▶

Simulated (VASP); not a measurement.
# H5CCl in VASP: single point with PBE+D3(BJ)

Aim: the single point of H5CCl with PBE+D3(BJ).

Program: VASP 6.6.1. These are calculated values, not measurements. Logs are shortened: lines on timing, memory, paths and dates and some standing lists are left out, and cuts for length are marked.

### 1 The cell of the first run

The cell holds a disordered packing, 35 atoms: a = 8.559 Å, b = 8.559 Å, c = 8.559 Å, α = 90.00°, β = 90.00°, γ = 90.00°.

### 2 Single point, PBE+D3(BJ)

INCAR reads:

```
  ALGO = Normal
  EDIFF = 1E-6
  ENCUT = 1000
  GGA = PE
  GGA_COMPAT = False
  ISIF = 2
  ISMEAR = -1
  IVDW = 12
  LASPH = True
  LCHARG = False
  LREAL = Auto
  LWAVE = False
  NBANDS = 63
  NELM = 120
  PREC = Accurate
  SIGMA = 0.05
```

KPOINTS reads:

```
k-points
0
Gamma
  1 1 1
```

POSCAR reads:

◀

ASSIGNMENT ->
Recopy the records without any alteration.

WRITTEN SOLUTION ->
Simulated (VASP); not a measurement.
# H5CCl in VASP: single point with PBE+D3(BJ)

Aim: the single point of H5CCl with PBE+D3(BJ).

Program: VASP 6.6.1. These are calculated values, not measurements. Logs are shortened: lines on timing, memory, paths and dates and some standing lists are left out, and cuts for length are marked.

### 1 The cell of the first run

The cell holds a disordered packing, 35 atoms: a = 8.559 Å, b = 8.559 Å, c = 8.559 Å, α = 90.00°, β = 90.00°, γ = 90.00°.

### 2 Single point, PBE+D3(BJ)

INCAR reads:

```
  ALGO = Normal
  EDIFF = 1E-6
  ENCUT = 1000
  GGA = PE
  GGA_COMPAT = False
  ISIF = 2
  ISMEAR = -1
  IVDW = 12
  LASPH = True
  LCHARG = False
  LREAL = Auto
  LWAVE = False
  NBANDS = 63
  NELM = 120
  PREC = Accurate
  SIGMA = 0.05
```

KPOINTS reads:

```
k-points
0
Gamma
  1 1 1
```

POSCAR reads:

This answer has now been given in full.